▶ **STUDY MATERIAL**
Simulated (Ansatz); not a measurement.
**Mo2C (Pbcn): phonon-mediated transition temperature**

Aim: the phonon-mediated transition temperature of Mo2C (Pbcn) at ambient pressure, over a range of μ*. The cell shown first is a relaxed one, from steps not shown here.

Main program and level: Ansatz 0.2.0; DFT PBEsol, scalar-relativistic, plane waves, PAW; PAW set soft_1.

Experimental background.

▶ **ACTION ITEM**
Faithfully transcribe the whole of the data.

▶ **REPLY**
Simulated (Ansatz); not a measurement.
**Mo2C (Pbcn): phonon-mediated transition temperature**

Aim: the phonon-mediated transition temperature of Mo2C (Pbcn) at ambient pressure, over a range of μ*. The cell shown first is a relaxed one, from steps not shown here.

Main program and level: Ansatz 0.2.0; DFT PBEsol, scalar-relativistic, plane waves, PAW; PAW set soft_1.

Experimental background.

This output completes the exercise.